ACTION ITEM: Reproduce exactly the lines of the material beneath, from the line that contains "The geometry comes" to the line that contains "Figure 1. The", both included, and no other lines.

DATASET RECORDS:
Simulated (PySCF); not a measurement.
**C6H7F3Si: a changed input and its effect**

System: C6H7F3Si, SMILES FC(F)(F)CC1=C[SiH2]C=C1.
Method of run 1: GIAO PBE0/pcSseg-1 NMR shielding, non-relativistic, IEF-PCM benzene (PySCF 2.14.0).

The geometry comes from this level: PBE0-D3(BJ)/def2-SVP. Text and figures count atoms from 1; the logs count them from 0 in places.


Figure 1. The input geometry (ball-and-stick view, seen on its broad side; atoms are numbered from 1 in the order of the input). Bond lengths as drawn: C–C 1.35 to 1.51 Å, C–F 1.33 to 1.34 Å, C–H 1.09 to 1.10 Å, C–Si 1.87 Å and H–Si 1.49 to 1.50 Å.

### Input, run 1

EXERCISE OUTPUT:
The geometry comes from this level: PBE0-D3(BJ)/def2-SVP. Text and figures count atoms from 1; the logs count them from 0 in places.


Figure 1. The input geometry (ball-and-stick view, seen on its broad side; atoms are numbered from 1 in the order of the input). Bond lengths as drawn: C–C 1.35 to 1.51 Å, C–F 1.33 to 1.34 Å, C–H 1.09 to 1.10 Å, C–Si 1.87 Å and H–Si 1.49 to 1.50 Å.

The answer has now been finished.